■ ACTIVITY:
Only the lines from the top of the material through the line containing "Alike in both" should be restated, each one exactly.

■ SUPPLIED INFORMATION:
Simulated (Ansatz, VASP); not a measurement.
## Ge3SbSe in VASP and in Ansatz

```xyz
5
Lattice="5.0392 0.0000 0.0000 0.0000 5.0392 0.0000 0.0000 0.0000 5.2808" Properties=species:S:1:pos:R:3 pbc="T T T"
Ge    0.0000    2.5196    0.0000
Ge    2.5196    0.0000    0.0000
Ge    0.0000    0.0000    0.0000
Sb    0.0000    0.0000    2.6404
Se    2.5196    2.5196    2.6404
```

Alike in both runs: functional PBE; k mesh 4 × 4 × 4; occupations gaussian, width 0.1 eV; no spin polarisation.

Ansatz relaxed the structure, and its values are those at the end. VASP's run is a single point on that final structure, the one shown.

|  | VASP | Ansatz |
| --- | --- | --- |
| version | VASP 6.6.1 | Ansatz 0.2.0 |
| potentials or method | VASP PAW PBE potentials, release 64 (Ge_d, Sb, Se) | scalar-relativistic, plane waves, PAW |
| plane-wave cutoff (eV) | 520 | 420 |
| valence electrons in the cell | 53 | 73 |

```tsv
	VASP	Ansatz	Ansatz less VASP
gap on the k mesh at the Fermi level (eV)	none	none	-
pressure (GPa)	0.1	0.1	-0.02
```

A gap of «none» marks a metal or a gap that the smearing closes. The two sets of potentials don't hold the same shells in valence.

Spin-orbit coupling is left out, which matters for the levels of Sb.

■ TASK RESPONSE:
Simulated (Ansatz, VASP); not a measurement.
## Ge3SbSe in VASP and in Ansatz

```xyz
5
Lattice="5.0392 0.0000 0.0000 0.0000 5.0392 0.0000 0.0000 0.0000 5.2808" Properties=species:S:1:pos:R:3 pbc="T T T"
Ge    0.0000    2.5196    0.0000
Ge    2.5196    0.0000    0.0000
Ge    0.0000    0.0000    0.0000
Sb    0.0000    0.0000    2.6404
Se    2.5196    2.5196    2.6404
```

Alike in both runs: functional PBE; k mesh 4 × 4 × 4; occupations gaussian, width 0.1 eV; no spin polarisation.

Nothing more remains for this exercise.